[Data for analysis — start]

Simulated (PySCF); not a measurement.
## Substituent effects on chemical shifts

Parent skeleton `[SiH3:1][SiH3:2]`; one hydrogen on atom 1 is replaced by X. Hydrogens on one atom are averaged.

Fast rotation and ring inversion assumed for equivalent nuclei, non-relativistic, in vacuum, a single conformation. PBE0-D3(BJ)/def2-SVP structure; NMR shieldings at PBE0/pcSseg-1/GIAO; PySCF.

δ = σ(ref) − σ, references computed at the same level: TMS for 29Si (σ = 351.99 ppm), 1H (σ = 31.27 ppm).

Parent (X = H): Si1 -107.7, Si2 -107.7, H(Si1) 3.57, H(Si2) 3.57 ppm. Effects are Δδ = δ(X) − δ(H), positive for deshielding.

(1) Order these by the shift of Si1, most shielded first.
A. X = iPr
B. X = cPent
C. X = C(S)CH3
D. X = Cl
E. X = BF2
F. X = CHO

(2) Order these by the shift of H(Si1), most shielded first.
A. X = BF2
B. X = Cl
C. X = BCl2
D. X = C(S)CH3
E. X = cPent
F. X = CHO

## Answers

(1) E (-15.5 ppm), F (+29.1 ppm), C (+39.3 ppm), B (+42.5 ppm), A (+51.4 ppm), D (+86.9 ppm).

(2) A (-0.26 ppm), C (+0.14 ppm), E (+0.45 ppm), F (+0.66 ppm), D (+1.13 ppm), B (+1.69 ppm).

[Data for analysis — finish]

▶ Action item
Output exactly one stretch of the listing: from the line containing "(1) Order these" through the line containing "(1) E (-15.5", both end lines included.

▶ Response
(1) Order these by the shift of Si1, most shielded first.
A. X = iPr
B. X = cPent
C. X = C(S)CH3
D. X = Cl
E. X = BF2
F. X = CHO

(2) Order these by the shift of H(Si1), most shielded first.
A. X = BF2
B. X = Cl
C. X = BCl2
D. X = C(S)CH3
E. X = cPent
F. X = CHO

## Answers

(1) E (-15.5 ppm), F (+29.1 ppm), C (+39.3 ppm), B (+42.5 ppm), A (+51.4 ppm), D (+86.9 ppm).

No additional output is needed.